++++++++++

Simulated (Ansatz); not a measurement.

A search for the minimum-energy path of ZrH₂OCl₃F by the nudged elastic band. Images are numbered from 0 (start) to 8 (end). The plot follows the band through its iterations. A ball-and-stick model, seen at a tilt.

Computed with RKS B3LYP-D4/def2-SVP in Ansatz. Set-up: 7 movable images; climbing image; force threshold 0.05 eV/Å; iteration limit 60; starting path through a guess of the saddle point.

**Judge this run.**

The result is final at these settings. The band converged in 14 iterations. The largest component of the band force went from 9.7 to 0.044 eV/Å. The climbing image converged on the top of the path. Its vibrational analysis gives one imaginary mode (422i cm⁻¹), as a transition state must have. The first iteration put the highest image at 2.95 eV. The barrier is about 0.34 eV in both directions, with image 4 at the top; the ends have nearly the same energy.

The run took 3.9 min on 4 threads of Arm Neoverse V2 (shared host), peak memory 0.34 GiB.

++++++++++

# [Work task]
In the answer, the lines from the first line of the data above through the line containing "A search for" must appear exactly as written, with nothing else.

# [Exercise result]
Simulated (Ansatz); not a measurement.

A search for the minimum-energy path of ZrH₂OCl₃F by the nudged elastic band. Images are numbered from 0 (start) to 8 (end). The plot follows the band through its iterations. A ball-and-stick model, seen at a tilt.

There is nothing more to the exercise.